PROVIDED INFORMATION
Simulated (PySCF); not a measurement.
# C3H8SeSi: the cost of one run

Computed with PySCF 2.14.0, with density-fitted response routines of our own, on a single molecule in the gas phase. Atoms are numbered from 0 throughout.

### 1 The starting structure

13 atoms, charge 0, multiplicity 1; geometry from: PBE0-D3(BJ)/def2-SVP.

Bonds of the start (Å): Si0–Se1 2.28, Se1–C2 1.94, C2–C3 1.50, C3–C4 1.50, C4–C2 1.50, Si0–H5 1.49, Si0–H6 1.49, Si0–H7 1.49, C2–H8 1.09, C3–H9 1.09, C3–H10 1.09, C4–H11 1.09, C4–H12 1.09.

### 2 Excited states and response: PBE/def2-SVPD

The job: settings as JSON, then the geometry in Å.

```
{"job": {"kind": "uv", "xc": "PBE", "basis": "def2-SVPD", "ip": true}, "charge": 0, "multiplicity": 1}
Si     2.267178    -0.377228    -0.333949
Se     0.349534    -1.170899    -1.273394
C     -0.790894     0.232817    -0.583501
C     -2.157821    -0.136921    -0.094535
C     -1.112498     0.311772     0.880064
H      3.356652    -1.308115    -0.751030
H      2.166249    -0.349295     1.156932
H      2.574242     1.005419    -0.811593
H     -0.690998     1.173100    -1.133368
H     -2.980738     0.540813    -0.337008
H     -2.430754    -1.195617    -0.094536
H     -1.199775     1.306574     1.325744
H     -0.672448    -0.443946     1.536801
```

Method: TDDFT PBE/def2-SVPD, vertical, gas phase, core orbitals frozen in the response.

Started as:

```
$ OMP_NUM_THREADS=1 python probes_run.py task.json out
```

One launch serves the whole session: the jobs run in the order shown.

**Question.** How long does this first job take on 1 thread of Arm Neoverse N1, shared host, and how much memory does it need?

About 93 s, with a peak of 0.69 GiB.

REQUIREMENT
Restate the records above verbatim up to and including the line containing "One launch serves".

TASK RESPONSE
Simulated (PySCF); not a measurement.
# C3H8SeSi: the cost of one run

Computed with PySCF 2.14.0, with density-fitted response routines of our own, on a single molecule in the gas phase. Atoms are numbered from 0 throughout.

### 1 The starting structure

13 atoms, charge 0, multiplicity 1; geometry from: PBE0-D3(BJ)/def2-SVP.

Bonds of the start (Å): Si0–Se1 2.28, Se1–C2 1.94, C2–C3 1.50, C3–C4 1.50, C4–C2 1.50, Si0–H5 1.49, Si0–H6 1.49, Si0–H7 1.49, C2–H8 1.09, C3–H9 1.09, C3–H10 1.09, C4–H11 1.09, C4–H12 1.09.

### 2 Excited states and response: PBE/def2-SVPD

The job: settings as JSON, then the geometry in Å.

```
{"job": {"kind": "uv", "xc": "PBE", "basis": "def2-SVPD", "ip": true}, "charge": 0, "multiplicity": 1}
Si     2.267178    -0.377228    -0.333949
Se     0.349534    -1.170899    -1.273394
C     -0.790894     0.232817    -0.583501
C     -2.157821    -0.136921    -0.094535
C     -1.112498     0.311772     0.880064
H      3.356652    -1.308115    -0.751030
H      2.166249    -0.349295     1.156932
H      2.574242     1.005419    -0.811593
H     -0.690998     1.173100    -1.133368
H     -2.980738     0.540813    -0.337008
H     -2.430754    -1.195617    -0.094536
H     -1.199775     1.306574     1.325744
H     -0.672448    -0.443946     1.536801
```

Method: TDDFT PBE/def2-SVPD, vertical, gas phase, core orbitals frozen in the response.

Started as:

```
$ OMP_NUM_THREADS=1 python probes_run.py task.json out
```

One launch serves the whole session: the jobs run in the order shown.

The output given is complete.